*Required action*. Repeat the material below exactly, line for line.

*Supplied material*.
····················

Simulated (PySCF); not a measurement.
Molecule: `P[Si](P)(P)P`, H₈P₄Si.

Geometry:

····················

*Your response*.
Simulated (PySCF); not a measurement.
Molecule: `P[Si](P)(P)P`, H₈P₄Si.

Geometry:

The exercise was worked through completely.